**Assignment**
Reproduce the following material exactly, including every line.

[Given information Boundary: Start]

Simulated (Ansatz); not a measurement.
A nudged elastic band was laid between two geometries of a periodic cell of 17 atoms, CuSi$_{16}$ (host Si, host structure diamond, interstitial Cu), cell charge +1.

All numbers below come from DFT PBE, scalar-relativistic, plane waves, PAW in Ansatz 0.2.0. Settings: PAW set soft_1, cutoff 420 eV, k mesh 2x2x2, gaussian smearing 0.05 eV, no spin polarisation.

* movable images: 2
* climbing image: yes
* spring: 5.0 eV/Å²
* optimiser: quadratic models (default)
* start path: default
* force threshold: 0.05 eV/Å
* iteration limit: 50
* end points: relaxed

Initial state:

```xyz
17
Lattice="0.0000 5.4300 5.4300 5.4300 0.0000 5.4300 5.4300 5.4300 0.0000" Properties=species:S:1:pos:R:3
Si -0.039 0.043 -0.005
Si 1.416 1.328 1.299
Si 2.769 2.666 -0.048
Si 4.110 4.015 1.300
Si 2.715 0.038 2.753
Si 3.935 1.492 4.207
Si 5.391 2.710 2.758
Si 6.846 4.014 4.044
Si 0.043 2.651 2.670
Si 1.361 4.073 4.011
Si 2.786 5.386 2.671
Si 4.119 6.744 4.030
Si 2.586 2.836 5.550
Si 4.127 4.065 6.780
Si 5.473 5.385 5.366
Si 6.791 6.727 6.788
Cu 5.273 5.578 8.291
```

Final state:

[Given information Boundary: End]

**Answer area**
Simulated (Ansatz); not a measurement.
A nudged elastic band was laid between two geometries of a periodic cell of 17 atoms, CuSi$_{16}$ (host Si, host structure diamond, interstitial Cu), cell charge +1.

All numbers below come from DFT PBE, scalar-relativistic, plane waves, PAW in Ansatz 0.2.0. Settings: PAW set soft_1, cutoff 420 eV, k mesh 2x2x2, gaussian smearing 0.05 eV, no spin polarisation.

* movable images: 2
* climbing image: yes
* spring: 5.0 eV/Å²
* optimiser: quadratic models (default)
* start path: default
* force threshold: 0.05 eV/Å
* iteration limit: 50
* end points: relaxed

Initial state:

```xyz
17
Lattice="0.0000 5.4300 5.4300 5.4300 0.0000 5.4300 5.4300 5.4300 0.0000" Properties=species:S:1:pos:R:3
Si -0.039 0.043 -0.005
Si 1.416 1.328 1.299
Si 2.769 2.666 -0.048
Si 4.110 4.015 1.300
Si 2.715 0.038 2.753
Si 3.935 1.492 4.207
Si 5.391 2.710 2.758
Si 6.846 4.014 4.044
Si 0.043 2.651 2.670
Si 1.361 4.073 4.011
Si 2.786 5.386 2.671
Si 4.119 6.744 4.030
Si 2.586 2.836 5.550
Si 4.127 4.065 6.780
Si 5.473 5.385 5.366
Si 6.791 6.727 6.788
Cu 5.273 5.578 8.291
```

Final state:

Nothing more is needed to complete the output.